### Work task
Every line of the data below should be retyped exactly.

════════════════
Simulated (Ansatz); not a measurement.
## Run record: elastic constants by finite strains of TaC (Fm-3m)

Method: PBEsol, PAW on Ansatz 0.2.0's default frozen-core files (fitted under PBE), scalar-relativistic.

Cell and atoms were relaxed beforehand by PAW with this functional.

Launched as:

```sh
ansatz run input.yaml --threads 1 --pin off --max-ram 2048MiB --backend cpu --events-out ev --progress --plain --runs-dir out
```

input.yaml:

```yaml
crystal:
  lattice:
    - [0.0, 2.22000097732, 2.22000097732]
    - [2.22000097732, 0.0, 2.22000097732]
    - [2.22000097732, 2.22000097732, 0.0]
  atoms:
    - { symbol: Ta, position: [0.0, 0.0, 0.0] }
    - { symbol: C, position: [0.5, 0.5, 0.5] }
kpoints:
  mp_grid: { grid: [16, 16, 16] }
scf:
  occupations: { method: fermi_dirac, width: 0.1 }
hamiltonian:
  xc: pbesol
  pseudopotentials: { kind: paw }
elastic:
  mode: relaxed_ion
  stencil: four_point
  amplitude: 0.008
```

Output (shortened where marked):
════════════════

### Worked solution
Simulated (Ansatz); not a measurement.
## Run record: elastic constants by finite strains of TaC (Fm-3m)

Method: PBEsol, PAW on Ansatz 0.2.0's default frozen-core files (fitted under PBE), scalar-relativistic.

Cell and atoms were relaxed beforehand by PAW with this functional.

Launched as:

```sh
ansatz run input.yaml --threads 1 --pin off --max-ram 2048MiB --backend cpu --events-out ev --progress --plain --runs-dir out
```

input.yaml:

```yaml
crystal:
  lattice:
    - [0.0, 2.22000097732, 2.22000097732]
    - [2.22000097732, 0.0, 2.22000097732]
    - [2.22000097732, 2.22000097732, 0.0]
  atoms:
    - { symbol: Ta, position: [0.0, 0.0, 0.0] }
    - { symbol: C, position: [0.5, 0.5, 0.5] }
kpoints:
  mp_grid: { grid: [16, 16, 16] }
scf:
  occupations: { method: fermi_dirac, width: 0.1 }
hamiltonian:
  xc: pbesol
  pseudopotentials: { kind: paw }
elastic:
  mode: relaxed_ion
  stencil: four_point
  amplitude: 0.008
```

Output (shortened where marked):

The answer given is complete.